ACTION ITEM: Reproduce the section of the listing that begins at the line containing "Question: Read off" and finishes at the line containing "The cell is". Include both end lines and nothing beyond them.

Segment Start: SUPPLIED ENTRIES

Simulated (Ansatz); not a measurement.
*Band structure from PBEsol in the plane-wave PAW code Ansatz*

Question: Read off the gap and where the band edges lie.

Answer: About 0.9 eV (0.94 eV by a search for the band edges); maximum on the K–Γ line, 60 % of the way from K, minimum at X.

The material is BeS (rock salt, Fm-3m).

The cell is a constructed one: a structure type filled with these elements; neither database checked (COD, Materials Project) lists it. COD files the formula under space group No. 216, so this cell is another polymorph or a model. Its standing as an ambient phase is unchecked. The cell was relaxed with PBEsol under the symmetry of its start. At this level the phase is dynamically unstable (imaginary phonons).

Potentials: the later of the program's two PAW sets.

Segment End: SUPPLIED ENTRIES

EXERCISE SOLUTION:
Question: Read off the gap and where the band edges lie.

Answer: About 0.9 eV (0.94 eV by a search for the band edges); maximum on the K–Γ line, 60 % of the way from K, minimum at X.

The material is BeS (rock salt, Fm-3m).

The cell is a constructed one: a structure type filled with these elements; neither database checked (COD, Materials Project) lists it. COD files the formula under space group No. 216, so this cell is another polymorph or a model. Its standing as an ambient phase is unchecked. The cell was relaxed with PBEsol under the symmetry of its start. At this level the phase is dynamically unstable (imaginary phonons).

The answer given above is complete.